Please output every record exactly, keeping each line as it is.

Extracted data:
######

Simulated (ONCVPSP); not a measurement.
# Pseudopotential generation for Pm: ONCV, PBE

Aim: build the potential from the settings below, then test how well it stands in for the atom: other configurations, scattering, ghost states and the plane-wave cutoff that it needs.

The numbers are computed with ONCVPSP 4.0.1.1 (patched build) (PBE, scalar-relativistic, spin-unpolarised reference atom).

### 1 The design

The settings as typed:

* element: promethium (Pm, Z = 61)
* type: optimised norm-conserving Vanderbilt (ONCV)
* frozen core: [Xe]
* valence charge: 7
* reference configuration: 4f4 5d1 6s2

######

Expected answer:
Simulated (ONCVPSP); not a measurement.
# Pseudopotential generation for Pm: ONCV, PBE

Aim: build the potential from the settings below, then test how well it stands in for the atom: other configurations, scattering, ghost states and the plane-wave cutoff that it needs.

The numbers are computed with ONCVPSP 4.0.1.1 (patched build) (PBE, scalar-relativistic, spin-unpolarised reference atom).

### 1 The design

The settings as typed:

* element: promethium (Pm, Z = 61)
* type: optimised norm-conserving Vanderbilt (ONCV)
* frozen core: [Xe]
* valence charge: 7
* reference configuration: 4f4 5d1 6s2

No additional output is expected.